EXCERPTED DATA:
▽
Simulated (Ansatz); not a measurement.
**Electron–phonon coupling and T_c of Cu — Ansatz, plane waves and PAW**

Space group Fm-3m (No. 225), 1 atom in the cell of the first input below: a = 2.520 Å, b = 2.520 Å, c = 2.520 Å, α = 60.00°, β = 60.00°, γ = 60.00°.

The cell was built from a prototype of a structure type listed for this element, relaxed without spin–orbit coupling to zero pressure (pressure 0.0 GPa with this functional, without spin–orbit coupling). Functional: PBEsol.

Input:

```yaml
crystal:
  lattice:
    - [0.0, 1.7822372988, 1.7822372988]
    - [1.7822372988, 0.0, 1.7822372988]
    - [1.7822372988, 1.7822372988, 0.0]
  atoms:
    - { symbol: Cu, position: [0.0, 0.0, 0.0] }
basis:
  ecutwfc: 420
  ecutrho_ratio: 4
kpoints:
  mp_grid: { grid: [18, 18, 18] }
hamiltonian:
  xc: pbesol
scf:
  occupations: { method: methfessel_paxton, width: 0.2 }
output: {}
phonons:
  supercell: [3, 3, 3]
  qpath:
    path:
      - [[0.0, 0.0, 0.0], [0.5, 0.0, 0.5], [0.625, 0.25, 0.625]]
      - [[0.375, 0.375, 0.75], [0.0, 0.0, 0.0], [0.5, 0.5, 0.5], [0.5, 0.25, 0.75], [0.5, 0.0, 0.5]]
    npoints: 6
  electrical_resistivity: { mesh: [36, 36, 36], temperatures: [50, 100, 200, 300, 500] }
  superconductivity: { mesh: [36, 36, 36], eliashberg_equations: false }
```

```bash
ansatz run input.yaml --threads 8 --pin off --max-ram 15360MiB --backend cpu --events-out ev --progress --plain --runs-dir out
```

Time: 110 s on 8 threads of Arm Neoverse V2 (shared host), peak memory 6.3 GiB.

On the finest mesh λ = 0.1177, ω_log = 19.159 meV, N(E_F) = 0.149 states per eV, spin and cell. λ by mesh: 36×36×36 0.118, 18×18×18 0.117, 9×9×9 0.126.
△

BRIEF: Only certain lines are wanted. Please return exactly those from the top of the data through the line with "Space group Fm-3m".

EXERCISE RESPONSE:
Simulated (Ansatz); not a measurement.
**Electron–phonon coupling and T_c of Cu — Ansatz, plane waves and PAW**

Space group Fm-3m (No. 225), 1 atom in the cell of the first input below: a = 2.520 Å, b = 2.520 Å, c = 2.520 Å, α = 60.00°, β = 60.00°, γ = 60.00°.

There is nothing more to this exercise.